> PROVIDED RECORDS
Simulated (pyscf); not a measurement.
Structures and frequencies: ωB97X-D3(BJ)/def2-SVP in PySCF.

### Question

> ACTION ITEM
Please set down all the data word for word.

> TASK SOLUTION
Simulated (pyscf); not a measurement.
Structures and frequencies: ωB97X-D3(BJ)/def2-SVP in PySCF.

### Question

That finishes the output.